[Exercise] Each line from the start of the entries through the line that contains "Question: Estimate the wall time of this run." should be output exactly, please.

[Data — start]

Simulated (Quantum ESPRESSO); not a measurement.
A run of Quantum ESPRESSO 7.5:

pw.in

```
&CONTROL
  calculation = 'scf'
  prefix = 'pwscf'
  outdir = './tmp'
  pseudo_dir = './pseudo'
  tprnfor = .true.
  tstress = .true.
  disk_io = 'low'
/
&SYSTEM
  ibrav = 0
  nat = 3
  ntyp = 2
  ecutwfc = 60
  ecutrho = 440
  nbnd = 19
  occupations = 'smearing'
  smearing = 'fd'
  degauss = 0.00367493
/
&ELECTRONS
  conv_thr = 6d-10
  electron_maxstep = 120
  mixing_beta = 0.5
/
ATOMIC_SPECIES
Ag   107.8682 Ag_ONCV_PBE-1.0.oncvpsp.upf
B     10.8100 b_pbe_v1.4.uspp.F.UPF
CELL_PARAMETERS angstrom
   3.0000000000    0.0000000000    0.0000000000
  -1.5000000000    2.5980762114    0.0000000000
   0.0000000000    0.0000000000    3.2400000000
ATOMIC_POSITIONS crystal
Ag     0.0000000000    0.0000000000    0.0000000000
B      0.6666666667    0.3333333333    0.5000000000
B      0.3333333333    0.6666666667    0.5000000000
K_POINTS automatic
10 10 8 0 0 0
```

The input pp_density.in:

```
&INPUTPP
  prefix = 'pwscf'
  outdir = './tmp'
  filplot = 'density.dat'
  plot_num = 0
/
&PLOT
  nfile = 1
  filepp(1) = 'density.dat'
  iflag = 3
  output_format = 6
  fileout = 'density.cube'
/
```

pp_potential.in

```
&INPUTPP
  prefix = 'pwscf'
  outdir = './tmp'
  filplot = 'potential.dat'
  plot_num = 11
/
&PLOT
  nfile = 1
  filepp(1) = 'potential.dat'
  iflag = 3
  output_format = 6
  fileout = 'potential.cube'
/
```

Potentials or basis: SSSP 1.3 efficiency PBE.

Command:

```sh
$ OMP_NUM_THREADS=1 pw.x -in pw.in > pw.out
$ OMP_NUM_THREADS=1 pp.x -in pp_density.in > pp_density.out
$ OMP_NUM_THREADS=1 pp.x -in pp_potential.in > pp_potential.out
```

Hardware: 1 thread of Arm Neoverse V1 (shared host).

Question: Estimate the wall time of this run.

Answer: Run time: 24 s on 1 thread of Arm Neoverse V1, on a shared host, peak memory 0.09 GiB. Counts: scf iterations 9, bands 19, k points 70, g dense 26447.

[Data — finish]

[Reply]
Simulated (Quantum ESPRESSO); not a measurement.
A run of Quantum ESPRESSO 7.5:

pw.in

```
&CONTROL
  calculation = 'scf'
  prefix = 'pwscf'
  outdir = './tmp'
  pseudo_dir = './pseudo'
  tprnfor = .true.
  tstress = .true.
  disk_io = 'low'
/
&SYSTEM
  ibrav = 0
  nat = 3
  ntyp = 2
  ecutwfc = 60
  ecutrho = 440
  nbnd = 19
  occupations = 'smearing'
  smearing = 'fd'
  degauss = 0.00367493
/
&ELECTRONS
  conv_thr = 6d-10
  electron_maxstep = 120
  mixing_beta = 0.5
/
ATOMIC_SPECIES
Ag   107.8682 Ag_ONCV_PBE-1.0.oncvpsp.upf
B     10.8100 b_pbe_v1.4.uspp.F.UPF
CELL_PARAMETERS angstrom
   3.0000000000    0.0000000000    0.0000000000
  -1.5000000000    2.5980762114    0.0000000000
   0.0000000000    0.0000000000    3.2400000000
ATOMIC_POSITIONS crystal
Ag     0.0000000000    0.0000000000    0.0000000000
B      0.6666666667    0.3333333333    0.5000000000
B      0.3333333333    0.6666666667    0.5000000000
K_POINTS automatic
10 10 8 0 0 0
```

The input pp_density.in:

```
&INPUTPP
  prefix = 'pwscf'
  outdir = './tmp'
  filplot = 'density.dat'
  plot_num = 0
/
&PLOT
  nfile = 1
  filepp(1) = 'density.dat'
  iflag = 3
  output_format = 6
  fileout = 'density.cube'
/
```

pp_potential.in

```
&INPUTPP
  prefix = 'pwscf'
  outdir = './tmp'
  filplot = 'potential.dat'
  plot_num = 11
/
&PLOT
  nfile = 1
  filepp(1) = 'potential.dat'
  iflag = 3
  output_format = 6
  fileout = 'potential.cube'
/
```

Potentials or basis: SSSP 1.3 efficiency PBE.

Command:

```sh
$ OMP_NUM_THREADS=1 pw.x -in pw.in > pw.out
$ OMP_NUM_THREADS=1 pp.x -in pp_density.in > pp_density.out
$ OMP_NUM_THREADS=1 pp.x -in pp_potential.in > pp_potential.out
```

Hardware: 1 thread of Arm Neoverse V1 (shared host).

Question: Estimate the wall time of this run.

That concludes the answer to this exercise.